Transcribe the listing below from its opening line up to and including the line that contains "1.00 | 2.62 |"; reproduce nothing else.

--- START ---

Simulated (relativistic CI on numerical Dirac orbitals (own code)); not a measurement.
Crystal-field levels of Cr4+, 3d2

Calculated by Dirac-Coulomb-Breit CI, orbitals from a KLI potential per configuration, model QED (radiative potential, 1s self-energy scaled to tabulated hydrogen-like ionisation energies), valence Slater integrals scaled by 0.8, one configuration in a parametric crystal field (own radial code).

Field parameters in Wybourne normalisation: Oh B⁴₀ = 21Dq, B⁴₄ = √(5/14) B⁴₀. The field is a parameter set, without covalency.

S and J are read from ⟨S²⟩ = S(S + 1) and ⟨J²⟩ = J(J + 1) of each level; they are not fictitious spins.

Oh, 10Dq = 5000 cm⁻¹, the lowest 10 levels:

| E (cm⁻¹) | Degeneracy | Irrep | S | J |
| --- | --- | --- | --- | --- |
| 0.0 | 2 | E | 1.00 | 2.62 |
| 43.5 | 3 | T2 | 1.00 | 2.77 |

--- END ---

# WRITTEN REPLY
Simulated (relativistic CI on numerical Dirac orbitals (own code)); not a measurement.
Crystal-field levels of Cr4+, 3d2

Calculated by Dirac-Coulomb-Breit CI, orbitals from a KLI potential per configuration, model QED (radiative potential, 1s self-energy scaled to tabulated hydrogen-like ionisation energies), valence Slater integrals scaled by 0.8, one configuration in a parametric crystal field (own radial code).

Field parameters in Wybourne normalisation: Oh B⁴₀ = 21Dq, B⁴₄ = √(5/14) B⁴₀. The field is a parameter set, without covalency.

S and J are read from ⟨S²⟩ = S(S + 1) and ⟨J²⟩ = J(J + 1) of each level; they are not fictitious spins.

Oh, 10Dq = 5000 cm⁻¹, the lowest 10 levels:

| E (cm⁻¹) | Degeneracy | Irrep | S | J |
| --- | --- | --- | --- | --- |
| 0.0 | 2 | E | 1.00 | 2.62 |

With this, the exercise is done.